• _ACTIVITY_
Nothing other than an exact copy of the records should be returned.

RECORDS SHOWN section start

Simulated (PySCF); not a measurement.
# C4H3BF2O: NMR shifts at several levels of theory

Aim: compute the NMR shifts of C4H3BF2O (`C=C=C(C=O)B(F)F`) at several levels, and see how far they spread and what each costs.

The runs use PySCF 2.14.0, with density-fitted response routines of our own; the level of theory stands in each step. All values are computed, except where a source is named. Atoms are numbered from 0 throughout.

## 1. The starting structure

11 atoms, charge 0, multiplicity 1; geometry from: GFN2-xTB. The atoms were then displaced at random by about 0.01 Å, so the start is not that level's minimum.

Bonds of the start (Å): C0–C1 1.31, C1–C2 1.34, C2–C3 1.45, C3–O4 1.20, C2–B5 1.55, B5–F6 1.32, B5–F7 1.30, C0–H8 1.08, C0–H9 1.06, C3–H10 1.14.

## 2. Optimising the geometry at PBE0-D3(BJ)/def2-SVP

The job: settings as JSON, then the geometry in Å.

RECORDS SHOWN section end

• _WRITTEN REPLY_
Simulated (PySCF); not a measurement.
# C4H3BF2O: NMR shifts at several levels of theory

Aim: compute the NMR shifts of C4H3BF2O (`C=C=C(C=O)B(F)F`) at several levels, and see how far they spread and what each costs.

The runs use PySCF 2.14.0, with density-fitted response routines of our own; the level of theory stands in each step. All values are computed, except where a source is named. Atoms are numbered from 0 throughout.

## 1. The starting structure

11 atoms, charge 0, multiplicity 1; geometry from: GFN2-xTB. The atoms were then displaced at random by about 0.01 Å, so the start is not that level's minimum.

Bonds of the start (Å): C0–C1 1.31, C1–C2 1.34, C2–C3 1.45, C3–O4 1.20, C2–B5 1.55, B5–F6 1.32, B5–F7 1.30, C0–H8 1.08, C0–H9 1.06, C3–H10 1.14.

## 2. Optimising the geometry at PBE0-D3(BJ)/def2-SVP

The job: settings as JSON, then the geometry in Å.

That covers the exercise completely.